************
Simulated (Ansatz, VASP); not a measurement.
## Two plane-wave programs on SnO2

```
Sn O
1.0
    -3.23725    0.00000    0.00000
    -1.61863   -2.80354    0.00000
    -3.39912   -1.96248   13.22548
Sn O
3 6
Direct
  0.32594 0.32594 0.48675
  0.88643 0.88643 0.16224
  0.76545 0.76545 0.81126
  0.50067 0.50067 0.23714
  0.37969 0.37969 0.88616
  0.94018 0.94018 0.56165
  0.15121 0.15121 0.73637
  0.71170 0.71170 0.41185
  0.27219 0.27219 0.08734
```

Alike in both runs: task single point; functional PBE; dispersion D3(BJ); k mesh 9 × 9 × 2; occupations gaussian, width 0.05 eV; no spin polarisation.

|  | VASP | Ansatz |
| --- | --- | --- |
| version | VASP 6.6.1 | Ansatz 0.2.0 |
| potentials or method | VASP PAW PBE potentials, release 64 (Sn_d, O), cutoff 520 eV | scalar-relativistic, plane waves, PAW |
************

Action item
Transcribe the data exactly.

Response
Simulated (Ansatz, VASP); not a measurement.
## Two plane-wave programs on SnO2

```
Sn O
1.0
    -3.23725    0.00000    0.00000
    -1.61863   -2.80354    0.00000
    -3.39912   -1.96248   13.22548
Sn O
3 6
Direct
  0.32594 0.32594 0.48675
  0.88643 0.88643 0.16224
  0.76545 0.76545 0.81126
  0.50067 0.50067 0.23714
  0.37969 0.37969 0.88616
  0.94018 0.94018 0.56165
  0.15121 0.15121 0.73637
  0.71170 0.71170 0.41185
  0.27219 0.27219 0.08734
```

Alike in both runs: task single point; functional PBE; dispersion D3(BJ); k mesh 9 × 9 × 2; occupations gaussian, width 0.05 eV; no spin polarisation.

|  | VASP | Ansatz |
| --- | --- | --- |
| version | VASP 6.6.1 | Ansatz 0.2.0 |
| potentials or method | VASP PAW PBE potentials, release 64 (Sn_d, O), cutoff 520 eV | scalar-relativistic, plane waves, PAW |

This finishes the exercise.